ACTION ITEM
What follows is a set of records; copy all of it exactly.

_ _ _

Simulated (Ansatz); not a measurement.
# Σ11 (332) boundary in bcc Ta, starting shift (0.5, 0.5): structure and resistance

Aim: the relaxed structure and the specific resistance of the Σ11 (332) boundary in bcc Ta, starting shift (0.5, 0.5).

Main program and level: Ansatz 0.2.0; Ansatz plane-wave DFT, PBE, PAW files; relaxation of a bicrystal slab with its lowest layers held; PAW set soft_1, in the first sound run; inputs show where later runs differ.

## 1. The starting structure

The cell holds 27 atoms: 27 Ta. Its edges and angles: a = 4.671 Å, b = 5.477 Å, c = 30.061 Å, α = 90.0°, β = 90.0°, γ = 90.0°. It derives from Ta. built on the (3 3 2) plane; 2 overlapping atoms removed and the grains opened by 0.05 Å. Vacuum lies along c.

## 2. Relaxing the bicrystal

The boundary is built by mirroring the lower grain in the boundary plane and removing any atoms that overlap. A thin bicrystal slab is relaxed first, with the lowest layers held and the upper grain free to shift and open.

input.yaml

_ _ _

YOUR RESPONSE
Simulated (Ansatz); not a measurement.
# Σ11 (332) boundary in bcc Ta, starting shift (0.5, 0.5): structure and resistance

Aim: the relaxed structure and the specific resistance of the Σ11 (332) boundary in bcc Ta, starting shift (0.5, 0.5).

Main program and level: Ansatz 0.2.0; Ansatz plane-wave DFT, PBE, PAW files; relaxation of a bicrystal slab with its lowest layers held; PAW set soft_1, in the first sound run; inputs show where later runs differ.

## 1. The starting structure

The cell holds 27 atoms: 27 Ta. Its edges and angles: a = 4.671 Å, b = 5.477 Å, c = 30.061 Å, α = 90.0°, β = 90.0°, γ = 90.0°. It derives from Ta. built on the (3 3 2) plane; 2 overlapping atoms removed and the grains opened by 0.05 Å. Vacuum lies along c.

## 2. Relaxing the bicrystal

The boundary is built by mirroring the lower grain in the boundary plane and removing any atoms that overlap. A thin bicrystal slab is relaxed first, with the lowest layers held and the upper grain free to shift and open.

input.yaml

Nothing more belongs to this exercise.